DATASET EXCERPTS ▸
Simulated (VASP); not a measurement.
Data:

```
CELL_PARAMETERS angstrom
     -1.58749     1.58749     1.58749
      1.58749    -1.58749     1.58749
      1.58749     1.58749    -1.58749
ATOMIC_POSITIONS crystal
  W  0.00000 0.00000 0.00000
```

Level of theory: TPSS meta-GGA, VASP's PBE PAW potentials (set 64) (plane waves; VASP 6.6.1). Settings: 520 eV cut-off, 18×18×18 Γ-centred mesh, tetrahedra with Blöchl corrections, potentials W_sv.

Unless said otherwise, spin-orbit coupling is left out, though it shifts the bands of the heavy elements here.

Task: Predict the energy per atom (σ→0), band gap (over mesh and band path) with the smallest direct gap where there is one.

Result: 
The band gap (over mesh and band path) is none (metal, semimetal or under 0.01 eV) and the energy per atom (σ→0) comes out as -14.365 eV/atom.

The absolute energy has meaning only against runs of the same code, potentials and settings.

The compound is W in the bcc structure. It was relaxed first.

REQUIREMENT ▸ Line by line, repeat the listing exactly as written.

WRITTEN REPLY ▸
Simulated (VASP); not a measurement.
Data:

```
CELL_PARAMETERS angstrom
     -1.58749     1.58749     1.58749
      1.58749    -1.58749     1.58749
      1.58749     1.58749    -1.58749
ATOMIC_POSITIONS crystal
  W  0.00000 0.00000 0.00000
```

Level of theory: TPSS meta-GGA, VASP's PBE PAW potentials (set 64) (plane waves; VASP 6.6.1). Settings: 520 eV cut-off, 18×18×18 Γ-centred mesh, tetrahedra with Blöchl corrections, potentials W_sv.

Unless said otherwise, spin-orbit coupling is left out, though it shifts the bands of the heavy elements here.

Task: Predict the energy per atom (σ→0), band gap (over mesh and band path) with the smallest direct gap where there is one.

Result: 
The band gap (over mesh and band path) is none (metal, semimetal or under 0.01 eV) and the energy per atom (σ→0) comes out as -14.365 eV/atom.

The absolute energy has meaning only against runs of the same code, potentials and settings.

The compound is W in the bcc structure. It was relaxed first.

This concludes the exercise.